▶ [Work request]:
Write out the stretch of lines below that begins at the line with "Atoms are numbered" and ends at the line with "3. δC 13.0 is", including both, exactly as given and nothing more.

▼
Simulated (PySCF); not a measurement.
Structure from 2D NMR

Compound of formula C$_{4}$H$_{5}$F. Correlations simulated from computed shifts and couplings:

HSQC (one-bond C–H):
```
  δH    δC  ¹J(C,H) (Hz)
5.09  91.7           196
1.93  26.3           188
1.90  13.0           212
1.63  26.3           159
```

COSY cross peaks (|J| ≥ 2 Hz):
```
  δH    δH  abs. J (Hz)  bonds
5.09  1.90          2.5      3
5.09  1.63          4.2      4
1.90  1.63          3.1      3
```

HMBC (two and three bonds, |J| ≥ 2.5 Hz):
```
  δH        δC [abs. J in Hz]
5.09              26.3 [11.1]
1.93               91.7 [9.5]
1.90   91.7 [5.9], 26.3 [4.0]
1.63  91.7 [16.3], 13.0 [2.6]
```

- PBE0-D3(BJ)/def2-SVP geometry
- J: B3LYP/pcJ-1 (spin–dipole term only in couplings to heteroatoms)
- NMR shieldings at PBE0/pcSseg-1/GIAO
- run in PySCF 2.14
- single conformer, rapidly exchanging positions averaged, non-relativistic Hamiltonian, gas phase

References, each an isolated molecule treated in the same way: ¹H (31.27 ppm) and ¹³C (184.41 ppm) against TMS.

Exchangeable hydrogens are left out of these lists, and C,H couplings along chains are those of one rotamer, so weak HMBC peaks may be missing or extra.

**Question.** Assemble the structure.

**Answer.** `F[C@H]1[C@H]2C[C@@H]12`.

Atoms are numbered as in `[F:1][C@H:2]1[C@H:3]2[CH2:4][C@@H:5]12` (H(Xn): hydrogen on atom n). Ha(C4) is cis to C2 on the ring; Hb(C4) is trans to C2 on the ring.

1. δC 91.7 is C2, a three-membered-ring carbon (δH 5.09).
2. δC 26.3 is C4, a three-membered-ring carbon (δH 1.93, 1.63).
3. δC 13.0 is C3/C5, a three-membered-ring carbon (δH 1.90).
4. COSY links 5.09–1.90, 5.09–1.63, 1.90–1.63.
▲

▶ [Response area]:
Atoms are numbered as in `[F:1][C@H:2]1[C@H:3]2[CH2:4][C@@H:5]12` (H(Xn): hydrogen on atom n). Ha(C4) is cis to C2 on the ring; Hb(C4) is trans to C2 on the ring.

1. δC 91.7 is C2, a three-membered-ring carbon (δH 5.09).
2. δC 26.3 is C4, a three-membered-ring carbon (δH 1.93, 1.63).
3. δC 13.0 is C3/C5, a three-membered-ring carbon (δH 1.90).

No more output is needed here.